··········
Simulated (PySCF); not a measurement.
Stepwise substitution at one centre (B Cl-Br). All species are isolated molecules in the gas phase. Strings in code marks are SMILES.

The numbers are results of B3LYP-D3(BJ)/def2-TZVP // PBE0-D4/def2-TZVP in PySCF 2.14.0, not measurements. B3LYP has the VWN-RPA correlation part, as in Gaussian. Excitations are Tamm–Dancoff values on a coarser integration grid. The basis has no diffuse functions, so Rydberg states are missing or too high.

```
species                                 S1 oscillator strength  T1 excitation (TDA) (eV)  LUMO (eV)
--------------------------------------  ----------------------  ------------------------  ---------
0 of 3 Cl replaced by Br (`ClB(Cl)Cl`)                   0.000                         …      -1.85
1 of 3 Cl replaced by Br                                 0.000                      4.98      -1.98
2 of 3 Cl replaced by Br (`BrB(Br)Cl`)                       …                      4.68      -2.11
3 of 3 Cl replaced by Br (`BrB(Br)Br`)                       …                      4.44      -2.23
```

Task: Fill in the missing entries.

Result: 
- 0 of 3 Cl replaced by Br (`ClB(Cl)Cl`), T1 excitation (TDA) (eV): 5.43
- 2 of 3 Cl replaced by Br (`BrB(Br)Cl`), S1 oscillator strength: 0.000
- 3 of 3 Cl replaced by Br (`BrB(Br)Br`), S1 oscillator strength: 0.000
··········

**Work item:** Extract from the records above the lines from the one containing "- 0 of 3 Cl" to the one containing "- 2 of 3 Cl", both lines included, exactly as they appear and with nothing else.

**Your solution:**
- 0 of 3 Cl replaced by Br (`ClB(Cl)Cl`), T1 excitation (TDA) (eV): 5.43
- 2 of 3 Cl replaced by Br (`BrB(Br)Cl`), S1 oscillator strength: 0.000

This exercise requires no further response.